• WORK ITEM: Each record has to be returned exactly as it appears.

· · · · · · ·

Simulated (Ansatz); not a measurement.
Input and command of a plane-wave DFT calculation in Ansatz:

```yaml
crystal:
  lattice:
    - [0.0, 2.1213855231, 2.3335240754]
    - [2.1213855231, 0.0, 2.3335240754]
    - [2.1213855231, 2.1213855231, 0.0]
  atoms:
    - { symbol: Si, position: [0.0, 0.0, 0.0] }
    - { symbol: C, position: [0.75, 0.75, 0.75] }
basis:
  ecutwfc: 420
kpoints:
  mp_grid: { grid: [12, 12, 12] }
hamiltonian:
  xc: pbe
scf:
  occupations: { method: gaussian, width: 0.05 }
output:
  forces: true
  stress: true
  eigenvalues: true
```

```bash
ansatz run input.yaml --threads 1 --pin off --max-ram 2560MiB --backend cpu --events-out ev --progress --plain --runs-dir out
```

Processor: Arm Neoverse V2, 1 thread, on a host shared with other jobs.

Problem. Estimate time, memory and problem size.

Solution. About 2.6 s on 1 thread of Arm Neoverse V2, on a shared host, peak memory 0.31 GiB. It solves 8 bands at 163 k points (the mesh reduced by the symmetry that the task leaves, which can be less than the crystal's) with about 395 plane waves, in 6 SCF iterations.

· · · · · · ·

• EXERCISE RESULT:
Simulated (Ansatz); not a measurement.
Input and command of a plane-wave DFT calculation in Ansatz:

```yaml
crystal:
  lattice:
    - [0.0, 2.1213855231, 2.3335240754]
    - [2.1213855231, 0.0, 2.3335240754]
    - [2.1213855231, 2.1213855231, 0.0]
  atoms:
    - { symbol: Si, position: [0.0, 0.0, 0.0] }
    - { symbol: C, position: [0.75, 0.75, 0.75] }
basis:
  ecutwfc: 420
kpoints:
  mp_grid: { grid: [12, 12, 12] }
hamiltonian:
  xc: pbe
scf:
  occupations: { method: gaussian, width: 0.05 }
output:
  forces: true
  stress: true
  eigenvalues: true
```

```bash
ansatz run input.yaml --threads 1 --pin off --max-ram 2560MiB --backend cpu --events-out ev --progress --plain --runs-dir out
```

Processor: Arm Neoverse V2, 1 thread, on a host shared with other jobs.

Problem. Estimate time, memory and problem size.

Solution. About 2.6 s on 1 thread of Arm Neoverse V2, on a shared host, peak memory 0.31 GiB. It solves 8 bands at 163 k points (the mesh reduced by the symmetry that the task leaves, which can be less than the crystal's) with about 395 plane waves, in 6 SCF iterations.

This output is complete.